Available data>
++++++++

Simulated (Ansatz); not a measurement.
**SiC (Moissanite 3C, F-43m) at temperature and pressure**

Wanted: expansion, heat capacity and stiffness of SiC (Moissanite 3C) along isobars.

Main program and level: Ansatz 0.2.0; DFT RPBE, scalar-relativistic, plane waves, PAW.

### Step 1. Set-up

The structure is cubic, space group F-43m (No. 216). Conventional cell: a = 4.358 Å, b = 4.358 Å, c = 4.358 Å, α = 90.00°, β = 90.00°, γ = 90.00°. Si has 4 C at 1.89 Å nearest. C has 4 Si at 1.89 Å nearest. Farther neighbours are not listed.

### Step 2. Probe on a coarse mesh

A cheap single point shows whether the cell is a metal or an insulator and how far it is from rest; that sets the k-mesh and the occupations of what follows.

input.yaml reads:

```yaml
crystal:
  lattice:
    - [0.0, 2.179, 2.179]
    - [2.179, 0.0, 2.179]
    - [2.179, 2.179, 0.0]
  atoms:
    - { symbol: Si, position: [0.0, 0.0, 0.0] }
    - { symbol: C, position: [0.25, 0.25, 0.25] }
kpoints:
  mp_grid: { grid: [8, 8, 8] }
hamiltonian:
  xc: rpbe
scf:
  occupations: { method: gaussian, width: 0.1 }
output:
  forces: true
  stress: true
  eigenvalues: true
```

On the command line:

++++++++

Assigned task>
Top to bottom, set down the entries above word for word.

Task output>
Simulated (Ansatz); not a measurement.
**SiC (Moissanite 3C, F-43m) at temperature and pressure**

Wanted: expansion, heat capacity and stiffness of SiC (Moissanite 3C) along isobars.

Main program and level: Ansatz 0.2.0; DFT RPBE, scalar-relativistic, plane waves, PAW.

### Step 1. Set-up

The structure is cubic, space group F-43m (No. 216). Conventional cell: a = 4.358 Å, b = 4.358 Å, c = 4.358 Å, α = 90.00°, β = 90.00°, γ = 90.00°. Si has 4 C at 1.89 Å nearest. C has 4 Si at 1.89 Å nearest. Farther neighbours are not listed.

### Step 2. Probe on a coarse mesh

A cheap single point shows whether the cell is a metal or an insulator and how far it is from rest; that sets the k-mesh and the occupations of what follows.

input.yaml reads:

```yaml
crystal:
  lattice:
    - [0.0, 2.179, 2.179]
    - [2.179, 0.0, 2.179]
    - [2.179, 2.179, 0.0]
  atoms:
    - { symbol: Si, position: [0.0, 0.0, 0.0] }
    - { symbol: C, position: [0.25, 0.25, 0.25] }
kpoints:
  mp_grid: { grid: [8, 8, 8] }
hamiltonian:
  xc: rpbe
scf:
  occupations: { method: gaussian, width: 0.1 }
output:
  forces: true
  stress: true
  eigenvalues: true
```

On the command line:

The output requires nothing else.